- _Data excerpts_
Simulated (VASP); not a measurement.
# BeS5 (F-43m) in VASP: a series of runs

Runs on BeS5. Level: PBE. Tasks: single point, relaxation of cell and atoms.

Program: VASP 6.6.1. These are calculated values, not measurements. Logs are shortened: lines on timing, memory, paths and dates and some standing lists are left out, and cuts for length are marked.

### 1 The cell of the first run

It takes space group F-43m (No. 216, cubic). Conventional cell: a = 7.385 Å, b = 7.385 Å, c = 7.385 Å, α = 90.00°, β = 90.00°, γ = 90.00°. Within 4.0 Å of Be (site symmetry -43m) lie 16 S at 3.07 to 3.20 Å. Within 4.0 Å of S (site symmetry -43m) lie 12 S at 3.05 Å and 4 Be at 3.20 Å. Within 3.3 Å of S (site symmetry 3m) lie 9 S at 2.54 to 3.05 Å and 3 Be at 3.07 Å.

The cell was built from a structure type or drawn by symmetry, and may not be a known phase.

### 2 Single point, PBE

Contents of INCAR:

- _Work task_
The entries above hold the needed span. Transcribe exactly the lines from the one with "Program: VASP 6.6.1." to the one with "### 2 Single point, PBE", both included.

- _Response_
Program: VASP 6.6.1. These are calculated values, not measurements. Logs are shortened: lines on timing, memory, paths and dates and some standing lists are left out, and cuts for length are marked.

### 1 The cell of the first run

It takes space group F-43m (No. 216, cubic). Conventional cell: a = 7.385 Å, b = 7.385 Å, c = 7.385 Å, α = 90.00°, β = 90.00°, γ = 90.00°. Within 4.0 Å of Be (site symmetry -43m) lie 16 S at 3.07 to 3.20 Å. Within 4.0 Å of S (site symmetry -43m) lie 12 S at 3.05 Å and 4 Be at 3.20 Å. Within 3.3 Å of S (site symmetry 3m) lie 9 S at 2.54 to 3.05 Å and 3 Be at 3.07 Å.

The cell was built from a structure type or drawn by symmetry, and may not be a known phase.

### 2 Single point, PBE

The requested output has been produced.